Work item: The expected output is the data itself, duplicated in full.

Source material:

______

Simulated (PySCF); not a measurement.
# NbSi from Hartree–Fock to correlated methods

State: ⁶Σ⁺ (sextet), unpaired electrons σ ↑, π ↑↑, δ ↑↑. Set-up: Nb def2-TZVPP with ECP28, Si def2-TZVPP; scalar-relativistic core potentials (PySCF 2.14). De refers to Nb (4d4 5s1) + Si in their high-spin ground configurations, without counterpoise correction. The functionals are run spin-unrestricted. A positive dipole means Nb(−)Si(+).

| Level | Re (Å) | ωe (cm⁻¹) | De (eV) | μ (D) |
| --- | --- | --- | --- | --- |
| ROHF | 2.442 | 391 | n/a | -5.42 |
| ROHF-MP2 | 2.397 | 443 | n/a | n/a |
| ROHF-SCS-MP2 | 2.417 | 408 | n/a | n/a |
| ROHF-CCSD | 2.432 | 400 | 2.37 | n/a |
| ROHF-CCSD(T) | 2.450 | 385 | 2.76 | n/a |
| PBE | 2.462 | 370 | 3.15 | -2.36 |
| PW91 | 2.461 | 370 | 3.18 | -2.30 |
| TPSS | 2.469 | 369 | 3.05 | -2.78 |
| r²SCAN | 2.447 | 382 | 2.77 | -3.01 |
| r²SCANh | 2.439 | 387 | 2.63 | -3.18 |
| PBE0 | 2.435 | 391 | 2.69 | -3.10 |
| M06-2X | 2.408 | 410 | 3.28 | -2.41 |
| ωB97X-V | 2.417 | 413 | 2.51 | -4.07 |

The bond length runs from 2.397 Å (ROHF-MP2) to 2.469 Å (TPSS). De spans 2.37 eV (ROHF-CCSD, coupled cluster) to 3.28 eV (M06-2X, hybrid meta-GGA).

______

Response area:
Simulated (PySCF); not a measurement.
# NbSi from Hartree–Fock to correlated methods

State: ⁶Σ⁺ (sextet), unpaired electrons σ ↑, π ↑↑, δ ↑↑. Set-up: Nb def2-TZVPP with ECP28, Si def2-TZVPP; scalar-relativistic core potentials (PySCF 2.14). De refers to Nb (4d4 5s1) + Si in their high-spin ground configurations, without counterpoise correction. The functionals are run spin-unrestricted. A positive dipole means Nb(−)Si(+).

| Level | Re (Å) | ωe (cm⁻¹) | De (eV) | μ (D) |
| --- | --- | --- | --- | --- |
| ROHF | 2.442 | 391 | n/a | -5.42 |
| ROHF-MP2 | 2.397 | 443 | n/a | n/a |
| ROHF-SCS-MP2 | 2.417 | 408 | n/a | n/a |
| ROHF-CCSD | 2.432 | 400 | 2.37 | n/a |
| ROHF-CCSD(T) | 2.450 | 385 | 2.76 | n/a |
| PBE | 2.462 | 370 | 3.15 | -2.36 |
| PW91 | 2.461 | 370 | 3.18 | -2.30 |
| TPSS | 2.469 | 369 | 3.05 | -2.78 |
| r²SCAN | 2.447 | 382 | 2.77 | -3.01 |
| r²SCANh | 2.439 | 387 | 2.63 | -3.18 |
| PBE0 | 2.435 | 391 | 2.69 | -3.10 |
| M06-2X | 2.408 | 410 | 3.28 | -2.41 |
| ωB97X-V | 2.417 | 413 | 2.51 | -4.07 |

The bond length runs from 2.397 Å (ROHF-MP2) to 2.469 Å (TPSS). De spans 2.37 eV (ROHF-CCSD, coupled cluster) to 3.28 eV (M06-2X, hybrid meta-GGA).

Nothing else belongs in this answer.